→ **WORK REQUEST**: Write the records out again in full, word for word.

START AVAILABLE DATA
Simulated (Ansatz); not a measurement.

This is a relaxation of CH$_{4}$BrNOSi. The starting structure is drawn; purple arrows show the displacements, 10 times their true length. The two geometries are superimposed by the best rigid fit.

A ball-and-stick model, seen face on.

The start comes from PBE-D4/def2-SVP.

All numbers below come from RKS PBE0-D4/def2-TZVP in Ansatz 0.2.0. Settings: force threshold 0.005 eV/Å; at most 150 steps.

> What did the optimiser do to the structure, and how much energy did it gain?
END AVAILABLE DATA

→ **EXPECTED ANSWER**:
Simulated (Ansatz); not a measurement.

This is a relaxation of CH$_{4}$BrNOSi. The starting structure is drawn; purple arrows show the displacements, 10 times their true length. The two geometries are superimposed by the best rigid fit.

A ball-and-stick model, seen face on.

The start comes from PBE-D4/def2-SVP.

All numbers below come from RKS PBE0-D4/def2-TZVP in Ansatz 0.2.0. Settings: force threshold 0.005 eV/Å; at most 150 steps.

> What did the optimiser do to the structure, and how much energy did it gain?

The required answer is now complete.